_ _ _ _
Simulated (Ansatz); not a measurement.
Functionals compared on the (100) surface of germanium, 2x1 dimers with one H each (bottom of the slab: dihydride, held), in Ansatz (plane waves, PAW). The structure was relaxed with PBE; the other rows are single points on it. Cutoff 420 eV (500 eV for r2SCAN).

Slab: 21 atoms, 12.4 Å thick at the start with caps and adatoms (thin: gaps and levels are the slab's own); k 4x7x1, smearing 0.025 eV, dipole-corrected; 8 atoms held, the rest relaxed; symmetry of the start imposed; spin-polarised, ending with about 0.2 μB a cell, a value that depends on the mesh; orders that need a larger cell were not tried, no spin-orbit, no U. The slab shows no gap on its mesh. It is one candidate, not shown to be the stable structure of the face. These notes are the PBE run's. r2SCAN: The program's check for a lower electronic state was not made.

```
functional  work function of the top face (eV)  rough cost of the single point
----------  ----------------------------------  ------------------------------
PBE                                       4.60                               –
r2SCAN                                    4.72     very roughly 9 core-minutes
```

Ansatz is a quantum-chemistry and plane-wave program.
_ _ _ _

Work task:
Line by line, transcribe the material above exactly.

Answer area:
Simulated (Ansatz); not a measurement.
Functionals compared on the (100) surface of germanium, 2x1 dimers with one H each (bottom of the slab: dihydride, held), in Ansatz (plane waves, PAW). The structure was relaxed with PBE; the other rows are single points on it. Cutoff 420 eV (500 eV for r2SCAN).

Slab: 21 atoms, 12.4 Å thick at the start with caps and adatoms (thin: gaps and levels are the slab's own); k 4x7x1, smearing 0.025 eV, dipole-corrected; 8 atoms held, the rest relaxed; symmetry of the start imposed; spin-polarised, ending with about 0.2 μB a cell, a value that depends on the mesh; orders that need a larger cell were not tried, no spin-orbit, no U. The slab shows no gap on its mesh. It is one candidate, not shown to be the stable structure of the face. These notes are the PBE run's. r2SCAN: The program's check for a lower electronic state was not made.

```
functional  work function of the top face (eV)  rough cost of the single point
----------  ----------------------------------  ------------------------------
PBE                                       4.60                               –
r2SCAN                                    4.72     very roughly 9 core-minutes
```

Ansatz is a quantum-chemistry and plane-wave program.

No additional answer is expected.